[[ GIVEN DATA, beginning ]]
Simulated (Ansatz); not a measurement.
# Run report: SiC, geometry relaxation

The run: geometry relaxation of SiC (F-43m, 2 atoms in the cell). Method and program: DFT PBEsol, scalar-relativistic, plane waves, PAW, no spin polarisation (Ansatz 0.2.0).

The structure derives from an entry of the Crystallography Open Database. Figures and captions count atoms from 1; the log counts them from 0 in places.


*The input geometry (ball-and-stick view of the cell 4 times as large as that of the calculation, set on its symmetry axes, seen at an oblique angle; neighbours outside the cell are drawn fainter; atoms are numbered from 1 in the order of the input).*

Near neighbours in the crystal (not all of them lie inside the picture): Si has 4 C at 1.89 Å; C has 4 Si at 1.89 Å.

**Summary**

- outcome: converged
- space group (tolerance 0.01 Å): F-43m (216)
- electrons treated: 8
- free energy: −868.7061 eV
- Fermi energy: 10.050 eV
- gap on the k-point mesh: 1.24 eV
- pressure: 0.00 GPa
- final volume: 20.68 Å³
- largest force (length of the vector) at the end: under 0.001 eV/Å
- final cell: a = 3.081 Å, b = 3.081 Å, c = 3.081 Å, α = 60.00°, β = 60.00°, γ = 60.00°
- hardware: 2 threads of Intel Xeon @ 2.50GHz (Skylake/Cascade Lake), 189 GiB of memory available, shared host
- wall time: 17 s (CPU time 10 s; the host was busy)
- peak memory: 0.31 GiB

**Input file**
[[ GIVEN DATA, end ]]

WORK ITEM: Looking at the records above, return exactly the lines from the line with "- final volume: 20.68 Å³" to the line with "- wall time: 17", both ends included.

EXERCISE OUTPUT:
- final volume: 20.68 Å³
- largest force (length of the vector) at the end: under 0.001 eV/Å
- final cell: a = 3.081 Å, b = 3.081 Å, c = 3.081 Å, α = 60.00°, β = 60.00°, γ = 60.00°
- hardware: 2 threads of Intel Xeon @ 2.50GHz (Skylake/Cascade Lake), 189 GiB of memory available, shared host
- wall time: 17 s (CPU time 10 s; the host was busy)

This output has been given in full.